=====
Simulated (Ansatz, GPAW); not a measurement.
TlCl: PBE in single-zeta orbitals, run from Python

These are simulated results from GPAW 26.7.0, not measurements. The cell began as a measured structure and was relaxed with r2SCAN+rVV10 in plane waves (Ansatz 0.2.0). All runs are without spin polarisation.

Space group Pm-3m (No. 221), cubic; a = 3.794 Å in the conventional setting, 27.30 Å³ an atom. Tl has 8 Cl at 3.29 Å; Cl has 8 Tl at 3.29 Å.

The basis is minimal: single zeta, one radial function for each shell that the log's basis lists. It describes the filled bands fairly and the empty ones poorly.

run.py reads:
=====

◆ ACTION ITEM ◆
Restate every line of the data word for word.

◆ ANSWER SECTION ◆
Simulated (Ansatz, GPAW); not a measurement.
TlCl: PBE in single-zeta orbitals, run from Python

These are simulated results from GPAW 26.7.0, not measurements. The cell began as a measured structure and was relaxed with r2SCAN+rVV10 in plane waves (Ansatz 0.2.0). All runs are without spin polarisation.

Space group Pm-3m (No. 221), cubic; a = 3.794 Å in the conventional setting, 27.30 Å³ an atom. Tl has 8 Cl at 3.29 Å; Cl has 8 Tl at 3.29 Å.

The basis is minimal: single zeta, one radial function for each shell that the log's basis lists. It describes the filled bands fairly and the empty ones poorly.

run.py reads:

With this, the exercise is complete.